[ACTIVITY]: Each line below from the one containing "Ansatz 0.2.0 |" through the one containing "gap on the k mesh at the Fermi level (eV): 0.55;" is to be given again exactly, and no line outside that span.

[INFORMATION]:
════════════════════

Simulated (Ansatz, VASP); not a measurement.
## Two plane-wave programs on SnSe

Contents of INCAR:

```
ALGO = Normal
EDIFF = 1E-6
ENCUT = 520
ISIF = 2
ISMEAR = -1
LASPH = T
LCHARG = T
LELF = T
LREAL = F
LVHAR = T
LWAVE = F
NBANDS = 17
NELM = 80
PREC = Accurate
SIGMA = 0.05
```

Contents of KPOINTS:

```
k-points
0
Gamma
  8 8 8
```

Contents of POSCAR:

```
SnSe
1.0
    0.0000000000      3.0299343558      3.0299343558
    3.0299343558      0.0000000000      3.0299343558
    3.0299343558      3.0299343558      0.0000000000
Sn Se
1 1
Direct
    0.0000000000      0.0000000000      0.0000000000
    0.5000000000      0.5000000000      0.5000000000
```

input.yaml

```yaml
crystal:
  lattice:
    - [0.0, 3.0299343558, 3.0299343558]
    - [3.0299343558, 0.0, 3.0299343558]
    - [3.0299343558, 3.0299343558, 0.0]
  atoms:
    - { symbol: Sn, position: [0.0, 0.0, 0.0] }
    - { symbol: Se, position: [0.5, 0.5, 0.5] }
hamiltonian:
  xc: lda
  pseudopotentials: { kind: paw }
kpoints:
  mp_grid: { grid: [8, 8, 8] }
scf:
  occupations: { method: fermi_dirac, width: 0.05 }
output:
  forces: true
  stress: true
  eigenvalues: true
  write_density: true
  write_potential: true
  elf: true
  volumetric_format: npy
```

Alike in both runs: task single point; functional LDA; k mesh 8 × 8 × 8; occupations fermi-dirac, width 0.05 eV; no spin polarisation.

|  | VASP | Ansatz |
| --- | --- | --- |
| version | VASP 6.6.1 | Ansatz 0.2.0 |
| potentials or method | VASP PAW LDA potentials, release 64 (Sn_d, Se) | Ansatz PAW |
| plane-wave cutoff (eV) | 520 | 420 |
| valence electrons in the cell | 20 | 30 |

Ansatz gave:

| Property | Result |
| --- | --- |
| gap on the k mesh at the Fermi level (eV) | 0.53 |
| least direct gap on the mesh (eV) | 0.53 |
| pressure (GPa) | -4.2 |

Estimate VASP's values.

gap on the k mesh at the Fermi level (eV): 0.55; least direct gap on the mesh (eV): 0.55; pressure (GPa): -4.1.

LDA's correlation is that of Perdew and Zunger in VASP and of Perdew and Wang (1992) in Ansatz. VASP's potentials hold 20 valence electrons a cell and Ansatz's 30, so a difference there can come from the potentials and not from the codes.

════════════════════

[TASK OUTPUT]:
| version | VASP 6.6.1 | Ansatz 0.2.0 |
| potentials or method | VASP PAW LDA potentials, release 64 (Sn_d, Se) | Ansatz PAW |
| plane-wave cutoff (eV) | 520 | 420 |
| valence electrons in the cell | 20 | 30 |

Ansatz gave:

| Property | Result |
| --- | --- |
| gap on the k mesh at the Fermi level (eV) | 0.53 |
| least direct gap on the mesh (eV) | 0.53 |
| pressure (GPa) | -4.2 |

Estimate VASP's values.

gap on the k mesh at the Fermi level (eV): 0.55; least direct gap on the mesh (eV): 0.55; pressure (GPa): -4.1.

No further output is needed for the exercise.